▸ Dataset content:
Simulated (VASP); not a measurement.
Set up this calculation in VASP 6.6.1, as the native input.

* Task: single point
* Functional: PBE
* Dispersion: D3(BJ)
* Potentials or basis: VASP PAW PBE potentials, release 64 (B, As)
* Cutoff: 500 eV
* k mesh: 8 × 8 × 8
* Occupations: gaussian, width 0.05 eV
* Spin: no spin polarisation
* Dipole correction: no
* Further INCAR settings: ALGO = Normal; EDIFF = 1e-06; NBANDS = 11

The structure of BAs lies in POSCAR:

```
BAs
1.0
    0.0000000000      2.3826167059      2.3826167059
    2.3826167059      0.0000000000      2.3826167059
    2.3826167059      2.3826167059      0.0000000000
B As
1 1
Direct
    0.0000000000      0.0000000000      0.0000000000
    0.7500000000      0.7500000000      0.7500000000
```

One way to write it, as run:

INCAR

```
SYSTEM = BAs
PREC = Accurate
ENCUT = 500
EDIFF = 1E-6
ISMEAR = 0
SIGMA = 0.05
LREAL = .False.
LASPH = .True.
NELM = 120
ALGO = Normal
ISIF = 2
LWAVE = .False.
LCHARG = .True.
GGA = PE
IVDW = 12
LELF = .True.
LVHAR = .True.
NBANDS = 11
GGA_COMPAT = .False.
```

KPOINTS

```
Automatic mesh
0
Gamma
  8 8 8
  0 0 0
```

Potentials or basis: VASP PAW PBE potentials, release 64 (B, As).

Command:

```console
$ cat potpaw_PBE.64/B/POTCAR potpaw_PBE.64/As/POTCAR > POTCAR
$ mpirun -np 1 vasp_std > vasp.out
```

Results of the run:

▸ Task item: The answer must be the full data, repeated word for word.

▸ Answer section:
Simulated (VASP); not a measurement.
Set up this calculation in VASP 6.6.1, as the native input.

* Task: single point
* Functional: PBE
* Dispersion: D3(BJ)
* Potentials or basis: VASP PAW PBE potentials, release 64 (B, As)
* Cutoff: 500 eV
* k mesh: 8 × 8 × 8
* Occupations: gaussian, width 0.05 eV
* Spin: no spin polarisation
* Dipole correction: no
* Further INCAR settings: ALGO = Normal; EDIFF = 1e-06; NBANDS = 11

The structure of BAs lies in POSCAR:

```
BAs
1.0
    0.0000000000      2.3826167059      2.3826167059
    2.3826167059      0.0000000000      2.3826167059
    2.3826167059      2.3826167059      0.0000000000
B As
1 1
Direct
    0.0000000000      0.0000000000      0.0000000000
    0.7500000000      0.7500000000      0.7500000000
```

One way to write it, as run:

INCAR

```
SYSTEM = BAs
PREC = Accurate
ENCUT = 500
EDIFF = 1E-6
ISMEAR = 0
SIGMA = 0.05
LREAL = .False.
LASPH = .True.
NELM = 120
ALGO = Normal
ISIF = 2
LWAVE = .False.
LCHARG = .True.
GGA = PE
IVDW = 12
LELF = .True.
LVHAR = .True.
NBANDS = 11
GGA_COMPAT = .False.
```

KPOINTS

```
Automatic mesh
0
Gamma
  8 8 8
  0 0 0
```

Potentials or basis: VASP PAW PBE potentials, release 64 (B, As).

Command:

```console
$ cat potpaw_PBE.64/B/POTCAR potpaw_PBE.64/As/POTCAR > POTCAR
$ mpirun -np 1 vasp_std > vasp.out
```

Results of the run:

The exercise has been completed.